-- Opening Marker --

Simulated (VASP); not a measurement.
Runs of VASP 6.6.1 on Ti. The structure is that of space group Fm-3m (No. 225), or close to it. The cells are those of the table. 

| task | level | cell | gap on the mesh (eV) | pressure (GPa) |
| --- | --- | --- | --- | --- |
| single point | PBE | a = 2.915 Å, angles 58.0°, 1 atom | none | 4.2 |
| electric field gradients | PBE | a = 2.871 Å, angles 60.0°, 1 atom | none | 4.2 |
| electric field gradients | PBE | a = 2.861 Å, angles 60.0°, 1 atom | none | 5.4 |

-- Closing Marker --

**WORK INSTRUCTION:** Please restate each record exactly as it reads.

**TASK SOLUTION:**
Simulated (VASP); not a measurement.
Runs of VASP 6.6.1 on Ti. The structure is that of space group Fm-3m (No. 225), or close to it. The cells are those of the table. 

| task | level | cell | gap on the mesh (eV) | pressure (GPa) |
| --- | --- | --- | --- | --- |
| single point | PBE | a = 2.915 Å, angles 58.0°, 1 atom | none | 4.2 |
| electric field gradients | PBE | a = 2.871 Å, angles 60.0°, 1 atom | none | 4.2 |
| electric field gradients | PBE | a = 2.861 Å, angles 60.0°, 1 atom | none | 5.4 |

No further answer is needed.